### REQUIREMENT
The entries that follow should be duplicated in full, without a single alteration.

### STUDY MATERIAL
[Start of Attachment]
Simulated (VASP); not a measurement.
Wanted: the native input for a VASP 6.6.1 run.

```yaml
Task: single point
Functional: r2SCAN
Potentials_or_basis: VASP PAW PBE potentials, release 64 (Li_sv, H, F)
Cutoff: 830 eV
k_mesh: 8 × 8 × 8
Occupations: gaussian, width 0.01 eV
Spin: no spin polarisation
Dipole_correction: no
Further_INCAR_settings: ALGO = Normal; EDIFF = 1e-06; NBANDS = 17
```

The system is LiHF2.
[End of Attachment]

### WRITTEN SOLUTION
Simulated (VASP); not a measurement.
Wanted: the native input for a VASP 6.6.1 run.

```yaml
Task: single point
Functional: r2SCAN
Potentials_or_basis: VASP PAW PBE potentials, release 64 (Li_sv, H, F)
Cutoff: 830 eV
k_mesh: 8 × 8 × 8
Occupations: gaussian, width 0.01 eV
Spin: no spin polarisation
Dipole_correction: no
Further_INCAR_settings: ALGO = Normal; EDIFF = 1e-06; NBANDS = 17
```

The system is LiHF2.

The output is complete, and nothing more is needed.